Exercise: Each line from the start of the data below through the one containing "from the codes." must be reproduced exactly.

___ Data extract
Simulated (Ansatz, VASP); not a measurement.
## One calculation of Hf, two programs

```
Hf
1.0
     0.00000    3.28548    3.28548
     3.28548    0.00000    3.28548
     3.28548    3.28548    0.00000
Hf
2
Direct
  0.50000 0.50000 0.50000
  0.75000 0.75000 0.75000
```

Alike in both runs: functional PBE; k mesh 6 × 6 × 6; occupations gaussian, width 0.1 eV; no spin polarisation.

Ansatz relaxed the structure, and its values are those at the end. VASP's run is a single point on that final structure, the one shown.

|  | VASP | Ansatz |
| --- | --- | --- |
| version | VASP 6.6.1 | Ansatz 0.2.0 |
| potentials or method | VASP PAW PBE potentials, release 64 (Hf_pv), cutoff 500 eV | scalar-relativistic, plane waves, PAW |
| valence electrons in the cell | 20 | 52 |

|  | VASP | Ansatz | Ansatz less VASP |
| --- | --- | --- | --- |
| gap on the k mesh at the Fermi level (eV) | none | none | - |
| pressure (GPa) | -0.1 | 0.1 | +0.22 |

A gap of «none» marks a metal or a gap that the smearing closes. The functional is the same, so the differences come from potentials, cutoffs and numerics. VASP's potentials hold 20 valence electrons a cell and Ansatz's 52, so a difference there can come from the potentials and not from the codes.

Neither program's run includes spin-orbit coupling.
______

Task response:
Simulated (Ansatz, VASP); not a measurement.
## One calculation of Hf, two programs

```
Hf
1.0
     0.00000    3.28548    3.28548
     3.28548    0.00000    3.28548
     3.28548    3.28548    0.00000
Hf
2
Direct
  0.50000 0.50000 0.50000
  0.75000 0.75000 0.75000
```

Alike in both runs: functional PBE; k mesh 6 × 6 × 6; occupations gaussian, width 0.1 eV; no spin polarisation.

Ansatz relaxed the structure, and its values are those at the end. VASP's run is a single point on that final structure, the one shown.

|  | VASP | Ansatz |
| --- | --- | --- |
| version | VASP 6.6.1 | Ansatz 0.2.0 |
| potentials or method | VASP PAW PBE potentials, release 64 (Hf_pv), cutoff 500 eV | scalar-relativistic, plane waves, PAW |
| valence electrons in the cell | 20 | 52 |

|  | VASP | Ansatz | Ansatz less VASP |
| --- | --- | --- | --- |
| gap on the k mesh at the Fermi level (eV) | none | none | - |
| pressure (GPa) | -0.1 | 0.1 | +0.22 |

A gap of «none» marks a metal or a gap that the smearing closes. The functional is the same, so the differences come from potentials, cutoffs and numerics. VASP's potentials hold 20 valence electrons a cell and Ansatz's 52, so a difference there can come from the potentials and not from the codes.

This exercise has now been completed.